>>

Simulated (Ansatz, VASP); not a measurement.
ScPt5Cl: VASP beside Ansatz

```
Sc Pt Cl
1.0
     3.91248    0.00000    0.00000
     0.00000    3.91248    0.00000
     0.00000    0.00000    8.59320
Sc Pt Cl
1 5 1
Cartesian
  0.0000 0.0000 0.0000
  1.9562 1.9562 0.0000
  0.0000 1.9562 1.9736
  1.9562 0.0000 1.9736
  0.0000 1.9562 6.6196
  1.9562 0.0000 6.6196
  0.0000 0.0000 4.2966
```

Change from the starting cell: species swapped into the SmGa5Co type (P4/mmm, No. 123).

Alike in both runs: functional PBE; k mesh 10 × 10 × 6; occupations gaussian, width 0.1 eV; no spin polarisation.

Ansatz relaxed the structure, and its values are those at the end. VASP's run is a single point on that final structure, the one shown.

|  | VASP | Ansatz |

<<

WORK REQUEST
Return exactly, please, the lines of the material from the first one down to and including the line where "Ansatz relaxed the" appears.

EXERCISE OUTPUT
Simulated (Ansatz, VASP); not a measurement.
ScPt5Cl: VASP beside Ansatz

```
Sc Pt Cl
1.0
     3.91248    0.00000    0.00000
     0.00000    3.91248    0.00000
     0.00000    0.00000    8.59320
Sc Pt Cl
1 5 1
Cartesian
  0.0000 0.0000 0.0000
  1.9562 1.9562 0.0000
  0.0000 1.9562 1.9736
  1.9562 0.0000 1.9736
  0.0000 1.9562 6.6196
  1.9562 0.0000 6.6196
  0.0000 0.0000 4.2966
```

Change from the starting cell: species swapped into the SmGa5Co type (P4/mmm, No. 123).

Alike in both runs: functional PBE; k mesh 10 × 10 × 6; occupations gaussian, width 0.1 eV; no spin polarisation.

Ansatz relaxed the structure, and its values are those at the end. VASP's run is a single point on that final structure, the one shown.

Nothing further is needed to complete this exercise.